* **ACTIVITY**
Could you print all the entries exactly?

===== RECORD EXCERPTS
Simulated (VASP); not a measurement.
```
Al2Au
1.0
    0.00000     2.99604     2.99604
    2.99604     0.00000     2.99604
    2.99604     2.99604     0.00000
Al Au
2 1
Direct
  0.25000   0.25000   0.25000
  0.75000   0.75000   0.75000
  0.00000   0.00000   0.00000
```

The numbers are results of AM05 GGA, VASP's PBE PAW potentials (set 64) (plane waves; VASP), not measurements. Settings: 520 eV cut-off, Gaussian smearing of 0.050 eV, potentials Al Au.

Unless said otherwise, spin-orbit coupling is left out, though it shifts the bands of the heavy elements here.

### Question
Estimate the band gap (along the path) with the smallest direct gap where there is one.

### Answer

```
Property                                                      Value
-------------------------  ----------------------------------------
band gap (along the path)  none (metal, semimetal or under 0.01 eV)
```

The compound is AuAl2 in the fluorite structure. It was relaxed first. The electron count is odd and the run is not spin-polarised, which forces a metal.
==========

* **EXERCISE RESPONSE**
Simulated (VASP); not a measurement.
```
Al2Au
1.0
    0.00000     2.99604     2.99604
    2.99604     0.00000     2.99604
    2.99604     2.99604     0.00000
Al Au
2 1
Direct
  0.25000   0.25000   0.25000
  0.75000   0.75000   0.75000
  0.00000   0.00000   0.00000
```

The numbers are results of AM05 GGA, VASP's PBE PAW potentials (set 64) (plane waves; VASP), not measurements. Settings: 520 eV cut-off, Gaussian smearing of 0.050 eV, potentials Al Au.

Unless said otherwise, spin-orbit coupling is left out, though it shifts the bands of the heavy elements here.

### Question
Estimate the band gap (along the path) with the smallest direct gap where there is one.

### Answer

```
Property                                                      Value
-------------------------  ----------------------------------------
band gap (along the path)  none (metal, semimetal or under 0.01 eV)
```

The compound is AuAl2 in the fluorite structure. It was relaxed first. The electron count is odd and the run is not spin-polarised, which forces a metal.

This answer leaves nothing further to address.